◆ REQUIREMENT ◆
Nothing in the entries below may be altered; print them as they stand.

◆ ENTRIES SUPPLIED ◆
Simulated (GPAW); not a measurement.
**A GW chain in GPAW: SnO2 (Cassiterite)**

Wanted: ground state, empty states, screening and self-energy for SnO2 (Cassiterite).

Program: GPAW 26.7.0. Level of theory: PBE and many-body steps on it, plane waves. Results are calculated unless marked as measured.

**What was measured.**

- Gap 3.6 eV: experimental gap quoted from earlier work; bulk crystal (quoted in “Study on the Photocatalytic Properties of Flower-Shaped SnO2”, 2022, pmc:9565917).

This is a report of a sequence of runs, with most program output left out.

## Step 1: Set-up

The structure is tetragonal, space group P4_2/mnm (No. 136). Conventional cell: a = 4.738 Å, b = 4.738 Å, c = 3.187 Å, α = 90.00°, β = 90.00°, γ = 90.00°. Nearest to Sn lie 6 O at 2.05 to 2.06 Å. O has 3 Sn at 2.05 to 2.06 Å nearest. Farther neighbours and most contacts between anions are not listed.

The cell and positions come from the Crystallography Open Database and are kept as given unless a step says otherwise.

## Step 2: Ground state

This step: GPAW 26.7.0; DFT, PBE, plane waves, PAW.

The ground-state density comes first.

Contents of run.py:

◆ SOLUTION ◆
Simulated (GPAW); not a measurement.
**A GW chain in GPAW: SnO2 (Cassiterite)**

Wanted: ground state, empty states, screening and self-energy for SnO2 (Cassiterite).

Program: GPAW 26.7.0. Level of theory: PBE and many-body steps on it, plane waves. Results are calculated unless marked as measured.

**What was measured.**

- Gap 3.6 eV: experimental gap quoted from earlier work; bulk crystal (quoted in “Study on the Photocatalytic Properties of Flower-Shaped SnO2”, 2022, pmc:9565917).

This is a report of a sequence of runs, with most program output left out.

## Step 1: Set-up

The structure is tetragonal, space group P4_2/mnm (No. 136). Conventional cell: a = 4.738 Å, b = 4.738 Å, c = 3.187 Å, α = 90.00°, β = 90.00°, γ = 90.00°. Nearest to Sn lie 6 O at 2.05 to 2.06 Å. O has 3 Sn at 2.05 to 2.06 Å nearest. Farther neighbours and most contacts between anions are not listed.

The cell and positions come from the Crystallography Open Database and are kept as given unless a step says otherwise.

## Step 2: Ground state

This step: GPAW 26.7.0; DFT, PBE, plane waves, PAW.

The ground-state density comes first.

Contents of run.py:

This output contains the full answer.